···

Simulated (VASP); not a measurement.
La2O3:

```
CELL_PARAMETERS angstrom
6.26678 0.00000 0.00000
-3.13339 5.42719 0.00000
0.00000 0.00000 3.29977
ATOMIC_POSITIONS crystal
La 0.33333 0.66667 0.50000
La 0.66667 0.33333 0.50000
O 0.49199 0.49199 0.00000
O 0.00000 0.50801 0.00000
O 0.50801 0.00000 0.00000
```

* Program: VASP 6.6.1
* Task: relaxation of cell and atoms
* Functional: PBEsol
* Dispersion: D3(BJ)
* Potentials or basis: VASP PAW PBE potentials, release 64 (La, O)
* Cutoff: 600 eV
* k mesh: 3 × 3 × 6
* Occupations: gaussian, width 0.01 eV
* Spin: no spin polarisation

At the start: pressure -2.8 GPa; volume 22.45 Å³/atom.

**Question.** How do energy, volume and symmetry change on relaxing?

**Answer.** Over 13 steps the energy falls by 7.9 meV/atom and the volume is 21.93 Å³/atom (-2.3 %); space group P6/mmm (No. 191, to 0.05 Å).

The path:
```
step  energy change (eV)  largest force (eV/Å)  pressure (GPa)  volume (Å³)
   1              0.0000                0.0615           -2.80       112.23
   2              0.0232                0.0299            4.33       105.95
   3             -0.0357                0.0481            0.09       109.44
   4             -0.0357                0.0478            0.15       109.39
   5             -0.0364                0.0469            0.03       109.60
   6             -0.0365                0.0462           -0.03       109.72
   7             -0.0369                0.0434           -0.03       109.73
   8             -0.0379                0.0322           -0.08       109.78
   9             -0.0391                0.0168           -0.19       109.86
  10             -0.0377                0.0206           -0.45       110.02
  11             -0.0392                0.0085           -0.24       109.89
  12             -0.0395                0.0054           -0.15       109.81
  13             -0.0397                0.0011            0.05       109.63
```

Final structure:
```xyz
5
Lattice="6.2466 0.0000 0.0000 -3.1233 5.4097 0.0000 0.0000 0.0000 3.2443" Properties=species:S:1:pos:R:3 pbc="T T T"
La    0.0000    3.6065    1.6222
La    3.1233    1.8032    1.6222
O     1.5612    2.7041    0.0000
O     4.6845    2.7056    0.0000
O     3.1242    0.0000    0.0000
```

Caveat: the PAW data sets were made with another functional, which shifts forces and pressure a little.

···

:: Action item ::
The range runs from the line with "release 64 (La, O)" up to and including the line with "change on relaxing?" in the listing above; please write out exactly those lines and nothing more.

:: Response area ::
* Potentials or basis: VASP PAW PBE potentials, release 64 (La, O)
* Cutoff: 600 eV
* k mesh: 3 × 3 × 6
* Occupations: gaussian, width 0.01 eV
* Spin: no spin polarisation

At the start: pressure -2.8 GPa; volume 22.45 Å³/atom.

**Question.** How do energy, volume and symmetry change on relaxing?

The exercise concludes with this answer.